### WORK REQUEST
Write out again each line of the material below, unchanged, from the first one to the line that holds "-0.577 | -0.577 |".

### SOURCE DATA
--
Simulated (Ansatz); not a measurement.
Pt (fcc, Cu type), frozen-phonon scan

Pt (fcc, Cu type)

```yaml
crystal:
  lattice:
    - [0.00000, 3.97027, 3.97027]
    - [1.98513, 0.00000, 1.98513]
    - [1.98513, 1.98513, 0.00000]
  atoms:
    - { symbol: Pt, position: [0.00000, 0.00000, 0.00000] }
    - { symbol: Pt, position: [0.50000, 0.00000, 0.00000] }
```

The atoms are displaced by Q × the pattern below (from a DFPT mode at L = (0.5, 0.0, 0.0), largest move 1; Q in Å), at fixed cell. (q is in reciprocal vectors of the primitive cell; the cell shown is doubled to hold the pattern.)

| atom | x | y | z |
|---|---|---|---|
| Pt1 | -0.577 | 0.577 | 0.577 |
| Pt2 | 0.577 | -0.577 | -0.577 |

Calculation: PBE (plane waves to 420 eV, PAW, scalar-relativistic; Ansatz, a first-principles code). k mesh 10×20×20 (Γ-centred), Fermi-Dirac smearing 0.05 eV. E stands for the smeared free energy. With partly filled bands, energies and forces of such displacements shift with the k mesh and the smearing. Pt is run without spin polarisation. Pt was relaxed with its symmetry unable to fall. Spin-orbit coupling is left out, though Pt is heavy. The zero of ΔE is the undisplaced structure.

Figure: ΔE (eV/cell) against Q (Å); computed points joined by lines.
--

### REPLY
Simulated (Ansatz); not a measurement.
Pt (fcc, Cu type), frozen-phonon scan

Pt (fcc, Cu type)

```yaml
crystal:
  lattice:
    - [0.00000, 3.97027, 3.97027]
    - [1.98513, 0.00000, 1.98513]
    - [1.98513, 1.98513, 0.00000]
  atoms:
    - { symbol: Pt, position: [0.00000, 0.00000, 0.00000] }
    - { symbol: Pt, position: [0.50000, 0.00000, 0.00000] }
```

The atoms are displaced by Q × the pattern below (from a DFPT mode at L = (0.5, 0.0, 0.0), largest move 1; Q in Å), at fixed cell. (q is in reciprocal vectors of the primitive cell; the cell shown is doubled to hold the pattern.)

| atom | x | y | z |
|---|---|---|---|
| Pt1 | -0.577 | 0.577 | 0.577 |
| Pt2 | 0.577 | -0.577 | -0.577 |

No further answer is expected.